### WORK TASK
Write every line of the material out exactly as shown.

### EXTRACTED MATERIAL
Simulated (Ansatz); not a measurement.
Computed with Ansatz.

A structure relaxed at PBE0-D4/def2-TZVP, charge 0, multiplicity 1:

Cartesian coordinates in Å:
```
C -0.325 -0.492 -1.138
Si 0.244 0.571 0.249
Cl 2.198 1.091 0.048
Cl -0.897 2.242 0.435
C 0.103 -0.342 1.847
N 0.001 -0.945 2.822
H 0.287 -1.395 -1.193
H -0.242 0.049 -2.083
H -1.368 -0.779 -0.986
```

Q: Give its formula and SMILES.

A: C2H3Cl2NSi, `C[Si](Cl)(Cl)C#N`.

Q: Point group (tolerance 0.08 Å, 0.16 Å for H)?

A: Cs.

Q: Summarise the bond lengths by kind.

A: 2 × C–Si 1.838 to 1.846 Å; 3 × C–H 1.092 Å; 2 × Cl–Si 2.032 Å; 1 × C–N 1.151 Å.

### TASK ANSWER
Simulated (Ansatz); not a measurement.
Computed with Ansatz.

A structure relaxed at PBE0-D4/def2-TZVP, charge 0, multiplicity 1:

Cartesian coordinates in Å:
```
C -0.325 -0.492 -1.138
Si 0.244 0.571 0.249
Cl 2.198 1.091 0.048
Cl -0.897 2.242 0.435
C 0.103 -0.342 1.847
N 0.001 -0.945 2.822
H 0.287 -1.395 -1.193
H -0.242 0.049 -2.083
H -1.368 -0.779 -0.986
```

Q: Give its formula and SMILES.

A: C2H3Cl2NSi, `C[Si](Cl)(Cl)C#N`.

Q: Point group (tolerance 0.08 Å, 0.16 Å for H)?

A: Cs.

Q: Summarise the bond lengths by kind.

A: 2 × C–Si 1.838 to 1.846 Å; 3 × C–H 1.092 Å; 2 × Cl–Si 2.032 Å; 1 × C–N 1.151 Å.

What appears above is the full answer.